ASSIGNMENT: The line containing "Symmetry: F-43m, No." marks the end: restate word for word every line from the first line of the entries below through that one.

DATASET ENTRIES:
►

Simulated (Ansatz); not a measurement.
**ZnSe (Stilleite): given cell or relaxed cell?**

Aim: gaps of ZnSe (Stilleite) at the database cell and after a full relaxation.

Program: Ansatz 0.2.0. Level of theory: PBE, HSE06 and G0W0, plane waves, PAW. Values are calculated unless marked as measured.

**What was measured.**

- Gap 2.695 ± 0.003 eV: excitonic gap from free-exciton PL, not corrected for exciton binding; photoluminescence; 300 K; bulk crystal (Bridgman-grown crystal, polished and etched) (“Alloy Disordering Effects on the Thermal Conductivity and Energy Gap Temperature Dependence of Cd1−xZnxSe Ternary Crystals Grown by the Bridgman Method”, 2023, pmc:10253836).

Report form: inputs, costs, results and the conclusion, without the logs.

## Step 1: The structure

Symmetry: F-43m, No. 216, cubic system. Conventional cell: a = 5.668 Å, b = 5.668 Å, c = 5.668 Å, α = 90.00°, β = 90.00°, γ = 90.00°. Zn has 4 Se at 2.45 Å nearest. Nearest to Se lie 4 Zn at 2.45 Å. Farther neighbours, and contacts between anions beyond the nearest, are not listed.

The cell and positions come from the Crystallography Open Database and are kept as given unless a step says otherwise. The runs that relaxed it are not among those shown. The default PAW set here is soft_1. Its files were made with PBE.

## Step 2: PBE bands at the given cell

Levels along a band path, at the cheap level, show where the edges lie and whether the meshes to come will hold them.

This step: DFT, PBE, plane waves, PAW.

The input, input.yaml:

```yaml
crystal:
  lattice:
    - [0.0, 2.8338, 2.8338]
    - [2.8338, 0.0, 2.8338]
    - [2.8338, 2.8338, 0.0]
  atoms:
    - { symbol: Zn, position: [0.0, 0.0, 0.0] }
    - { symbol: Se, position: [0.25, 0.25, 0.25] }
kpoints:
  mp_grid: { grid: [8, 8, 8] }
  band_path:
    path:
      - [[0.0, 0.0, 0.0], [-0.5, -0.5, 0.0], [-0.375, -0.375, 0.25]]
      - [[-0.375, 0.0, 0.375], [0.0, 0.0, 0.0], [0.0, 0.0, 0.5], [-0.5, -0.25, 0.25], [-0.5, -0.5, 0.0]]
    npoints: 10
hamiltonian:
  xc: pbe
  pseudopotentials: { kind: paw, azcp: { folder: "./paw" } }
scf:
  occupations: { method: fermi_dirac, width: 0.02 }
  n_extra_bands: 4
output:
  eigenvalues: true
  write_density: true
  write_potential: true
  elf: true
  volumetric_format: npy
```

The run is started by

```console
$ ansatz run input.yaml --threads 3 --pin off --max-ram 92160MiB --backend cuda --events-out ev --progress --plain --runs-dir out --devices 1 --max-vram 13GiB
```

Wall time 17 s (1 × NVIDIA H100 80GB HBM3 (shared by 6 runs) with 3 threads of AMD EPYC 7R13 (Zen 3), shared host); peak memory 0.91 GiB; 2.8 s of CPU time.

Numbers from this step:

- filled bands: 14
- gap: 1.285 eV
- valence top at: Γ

◄

PROBLEM SOLUTION:
Simulated (Ansatz); not a measurement.
**ZnSe (Stilleite): given cell or relaxed cell?**

Aim: gaps of ZnSe (Stilleite) at the database cell and after a full relaxation.

Program: Ansatz 0.2.0. Level of theory: PBE, HSE06 and G0W0, plane waves, PAW. Values are calculated unless marked as measured.

**What was measured.**

- Gap 2.695 ± 0.003 eV: excitonic gap from free-exciton PL, not corrected for exciton binding; photoluminescence; 300 K; bulk crystal (Bridgman-grown crystal, polished and etched) (“Alloy Disordering Effects on the Thermal Conductivity and Energy Gap Temperature Dependence of Cd1−xZnxSe Ternary Crystals Grown by the Bridgman Method”, 2023, pmc:10253836).

Report form: inputs, costs, results and the conclusion, without the logs.

## Step 1: The structure

Symmetry: F-43m, No. 216, cubic system. Conventional cell: a = 5.668 Å, b = 5.668 Å, c = 5.668 Å, α = 90.00°, β = 90.00°, γ = 90.00°. Zn has 4 Se at 2.45 Å nearest. Nearest to Se lie 4 Zn at 2.45 Å. Farther neighbours, and contacts between anions beyond the nearest, are not listed.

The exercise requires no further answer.